> **ASSIGNED TASK**
Beginning with the first line of the material, set down each line exactly as written, up to and including the line with "2 = C, C6H11ClO2S, monoisotopic".

---------- DATASET RECORDS

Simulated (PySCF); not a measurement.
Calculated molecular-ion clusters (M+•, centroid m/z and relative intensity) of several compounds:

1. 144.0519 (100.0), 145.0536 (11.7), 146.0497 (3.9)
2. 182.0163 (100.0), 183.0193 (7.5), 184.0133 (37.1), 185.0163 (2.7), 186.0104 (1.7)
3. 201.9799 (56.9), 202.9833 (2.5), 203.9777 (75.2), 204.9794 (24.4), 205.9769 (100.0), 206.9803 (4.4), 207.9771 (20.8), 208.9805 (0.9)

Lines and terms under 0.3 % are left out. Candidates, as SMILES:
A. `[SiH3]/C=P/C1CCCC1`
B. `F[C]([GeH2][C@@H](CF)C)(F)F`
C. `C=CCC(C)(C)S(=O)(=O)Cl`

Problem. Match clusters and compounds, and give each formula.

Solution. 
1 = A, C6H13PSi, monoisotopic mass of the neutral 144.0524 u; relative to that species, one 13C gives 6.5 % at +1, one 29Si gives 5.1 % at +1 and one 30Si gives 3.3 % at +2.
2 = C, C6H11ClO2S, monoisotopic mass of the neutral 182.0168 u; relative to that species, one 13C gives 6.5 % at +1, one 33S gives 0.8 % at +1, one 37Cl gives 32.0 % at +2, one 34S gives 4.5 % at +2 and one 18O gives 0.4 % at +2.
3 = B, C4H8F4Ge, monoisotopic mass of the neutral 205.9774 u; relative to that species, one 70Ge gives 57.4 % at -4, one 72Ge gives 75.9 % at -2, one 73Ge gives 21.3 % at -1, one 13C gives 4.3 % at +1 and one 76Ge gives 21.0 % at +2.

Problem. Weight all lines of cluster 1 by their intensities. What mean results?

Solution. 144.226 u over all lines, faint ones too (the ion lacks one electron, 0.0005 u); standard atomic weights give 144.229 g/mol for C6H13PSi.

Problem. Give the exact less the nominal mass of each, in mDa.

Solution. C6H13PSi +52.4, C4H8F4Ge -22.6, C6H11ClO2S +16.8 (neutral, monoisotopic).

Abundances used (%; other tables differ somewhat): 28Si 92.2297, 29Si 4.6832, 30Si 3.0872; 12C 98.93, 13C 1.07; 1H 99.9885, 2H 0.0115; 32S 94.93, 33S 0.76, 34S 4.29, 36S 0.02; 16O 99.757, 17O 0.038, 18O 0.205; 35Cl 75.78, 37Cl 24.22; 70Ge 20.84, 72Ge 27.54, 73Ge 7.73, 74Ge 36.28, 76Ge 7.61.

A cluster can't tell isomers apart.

--------------------

> **RESULT**
Simulated (PySCF); not a measurement.
Calculated molecular-ion clusters (M+•, centroid m/z and relative intensity) of several compounds:

1. 144.0519 (100.0), 145.0536 (11.7), 146.0497 (3.9)
2. 182.0163 (100.0), 183.0193 (7.5), 184.0133 (37.1), 185.0163 (2.7), 186.0104 (1.7)
3. 201.9799 (56.9), 202.9833 (2.5), 203.9777 (75.2), 204.9794 (24.4), 205.9769 (100.0), 206.9803 (4.4), 207.9771 (20.8), 208.9805 (0.9)

Lines and terms under 0.3 % are left out. Candidates, as SMILES:
A. `[SiH3]/C=P/C1CCCC1`
B. `F[C]([GeH2][C@@H](CF)C)(F)F`
C. `C=CCC(C)(C)S(=O)(=O)Cl`

Problem. Match clusters and compounds, and give each formula.

Solution. 
1 = A, C6H13PSi, monoisotopic mass of the neutral 144.0524 u; relative to that species, one 13C gives 6.5 % at +1, one 29Si gives 5.1 % at +1 and one 30Si gives 3.3 % at +2.
2 = C, C6H11ClO2S, monoisotopic mass of the neutral 182.0168 u; relative to that species, one 13C gives 6.5 % at +1, one 33S gives 0.8 % at +1, one 37Cl gives 32.0 % at +2, one 34S gives 4.5 % at +2 and one 18O gives 0.4 % at +2.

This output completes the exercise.